*** Given entries ***

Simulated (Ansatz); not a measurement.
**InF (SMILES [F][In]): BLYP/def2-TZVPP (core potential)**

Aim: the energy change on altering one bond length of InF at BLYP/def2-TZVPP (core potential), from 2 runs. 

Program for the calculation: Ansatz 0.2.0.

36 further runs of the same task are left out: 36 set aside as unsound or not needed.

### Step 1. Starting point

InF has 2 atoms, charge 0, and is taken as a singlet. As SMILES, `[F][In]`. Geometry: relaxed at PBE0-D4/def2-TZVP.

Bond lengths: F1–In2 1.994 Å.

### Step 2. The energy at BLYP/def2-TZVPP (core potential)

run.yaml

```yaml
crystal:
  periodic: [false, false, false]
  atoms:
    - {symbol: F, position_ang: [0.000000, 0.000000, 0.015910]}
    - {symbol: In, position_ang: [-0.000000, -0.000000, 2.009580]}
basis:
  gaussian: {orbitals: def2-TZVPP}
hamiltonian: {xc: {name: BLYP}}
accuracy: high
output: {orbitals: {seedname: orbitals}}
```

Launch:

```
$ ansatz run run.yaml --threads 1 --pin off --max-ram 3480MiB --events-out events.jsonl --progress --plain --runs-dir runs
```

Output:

*** End of Given entries ***

> _Work task_
Would you please repeat the entire listing, line for line?

> _Answer section_
Simulated (Ansatz); not a measurement.
**InF (SMILES [F][In]): BLYP/def2-TZVPP (core potential)**

Aim: the energy change on altering one bond length of InF at BLYP/def2-TZVPP (core potential), from 2 runs. 

Program for the calculation: Ansatz 0.2.0.

36 further runs of the same task are left out: 36 set aside as unsound or not needed.

### Step 1. Starting point

InF has 2 atoms, charge 0, and is taken as a singlet. As SMILES, `[F][In]`. Geometry: relaxed at PBE0-D4/def2-TZVP.

Bond lengths: F1–In2 1.994 Å.

### Step 2. The energy at BLYP/def2-TZVPP (core potential)

run.yaml

```yaml
crystal:
  periodic: [false, false, false]
  atoms:
    - {symbol: F, position_ang: [0.000000, 0.000000, 0.015910]}
    - {symbol: In, position_ang: [-0.000000, -0.000000, 2.009580]}
basis:
  gaussian: {orbitals: def2-TZVPP}
hamiltonian: {xc: {name: BLYP}}
accuracy: high
output: {orbitals: {seedname: orbitals}}
```

Launch:

```
$ ansatz run run.yaml --threads 1 --pin off --max-ram 3480MiB --events-out events.jsonl --progress --plain --runs-dir runs
```

Output:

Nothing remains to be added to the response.